### Work order
Exactly the lines from the first line of the listing through the line containing "Species: C6H16OSSi." should appear in the output, unchanged.

### Data to examine
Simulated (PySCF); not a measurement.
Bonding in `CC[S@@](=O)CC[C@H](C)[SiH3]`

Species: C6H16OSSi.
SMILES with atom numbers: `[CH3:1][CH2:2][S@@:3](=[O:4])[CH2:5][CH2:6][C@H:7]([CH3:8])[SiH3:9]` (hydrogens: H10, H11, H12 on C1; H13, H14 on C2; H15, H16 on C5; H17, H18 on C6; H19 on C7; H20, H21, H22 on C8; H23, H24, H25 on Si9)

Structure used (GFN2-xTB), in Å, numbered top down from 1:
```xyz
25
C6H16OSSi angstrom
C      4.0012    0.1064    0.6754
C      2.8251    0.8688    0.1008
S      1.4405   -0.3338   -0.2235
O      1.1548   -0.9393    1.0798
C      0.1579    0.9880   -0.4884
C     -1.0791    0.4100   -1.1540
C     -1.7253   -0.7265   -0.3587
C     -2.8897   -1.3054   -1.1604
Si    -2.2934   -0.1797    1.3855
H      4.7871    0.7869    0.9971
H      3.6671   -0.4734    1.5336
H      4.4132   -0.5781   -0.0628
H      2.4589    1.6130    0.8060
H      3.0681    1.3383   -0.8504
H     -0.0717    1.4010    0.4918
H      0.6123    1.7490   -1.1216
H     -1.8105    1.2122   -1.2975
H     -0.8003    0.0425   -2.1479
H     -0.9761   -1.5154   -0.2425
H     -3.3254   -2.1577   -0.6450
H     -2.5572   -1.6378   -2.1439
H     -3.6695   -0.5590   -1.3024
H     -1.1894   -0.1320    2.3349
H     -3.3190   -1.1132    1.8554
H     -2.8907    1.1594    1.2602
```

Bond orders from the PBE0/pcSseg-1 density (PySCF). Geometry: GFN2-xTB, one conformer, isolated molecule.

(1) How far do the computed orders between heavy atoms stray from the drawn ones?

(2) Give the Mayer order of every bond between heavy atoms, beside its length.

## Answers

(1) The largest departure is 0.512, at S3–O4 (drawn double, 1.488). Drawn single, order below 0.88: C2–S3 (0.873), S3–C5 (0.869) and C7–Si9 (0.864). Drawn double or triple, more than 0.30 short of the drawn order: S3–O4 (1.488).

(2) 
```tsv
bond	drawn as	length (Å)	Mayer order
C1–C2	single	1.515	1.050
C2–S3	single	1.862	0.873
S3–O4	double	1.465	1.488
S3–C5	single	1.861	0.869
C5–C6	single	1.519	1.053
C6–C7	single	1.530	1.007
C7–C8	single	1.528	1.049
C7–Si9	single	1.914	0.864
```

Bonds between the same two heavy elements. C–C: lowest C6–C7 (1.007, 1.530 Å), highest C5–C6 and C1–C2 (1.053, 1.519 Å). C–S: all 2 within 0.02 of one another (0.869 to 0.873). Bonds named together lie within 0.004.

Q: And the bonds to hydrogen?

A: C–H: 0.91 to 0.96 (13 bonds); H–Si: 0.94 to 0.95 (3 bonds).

### Solution
Simulated (PySCF); not a measurement.
Bonding in `CC[S@@](=O)CC[C@H](C)[SiH3]`

Species: C6H16OSSi.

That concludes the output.